• **Required action**
Below are some records; output exactly the lines from the line with "Task: relax Sc2NO2" to the line with "Stability and thermal", both ends kept, and nothing more.

• **Provided data**
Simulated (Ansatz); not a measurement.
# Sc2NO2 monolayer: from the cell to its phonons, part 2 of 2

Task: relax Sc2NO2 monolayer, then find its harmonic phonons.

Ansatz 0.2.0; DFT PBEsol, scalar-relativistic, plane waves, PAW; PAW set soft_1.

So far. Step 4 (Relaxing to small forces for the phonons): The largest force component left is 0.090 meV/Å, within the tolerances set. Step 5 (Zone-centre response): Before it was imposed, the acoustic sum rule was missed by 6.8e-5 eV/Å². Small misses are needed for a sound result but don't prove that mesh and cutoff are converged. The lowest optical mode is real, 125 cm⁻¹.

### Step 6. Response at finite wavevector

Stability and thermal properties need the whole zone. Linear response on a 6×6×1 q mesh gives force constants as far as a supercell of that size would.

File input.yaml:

• **Answer section**
Task: relax Sc2NO2 monolayer, then find its harmonic phonons.

Ansatz 0.2.0; DFT PBEsol, scalar-relativistic, plane waves, PAW; PAW set soft_1.

So far. Step 4 (Relaxing to small forces for the phonons): The largest force component left is 0.090 meV/Å, within the tolerances set. Step 5 (Zone-centre response): Before it was imposed, the acoustic sum rule was missed by 6.8e-5 eV/Å². Small misses are needed for a sound result but don't prove that mesh and cutoff are converged. The lowest optical mode is real, 125 cm⁻¹.

### Step 6. Response at finite wavevector

Stability and thermal properties need the whole zone. Linear response on a 6×6×1 q mesh gives force constants as far as a supercell of that size would.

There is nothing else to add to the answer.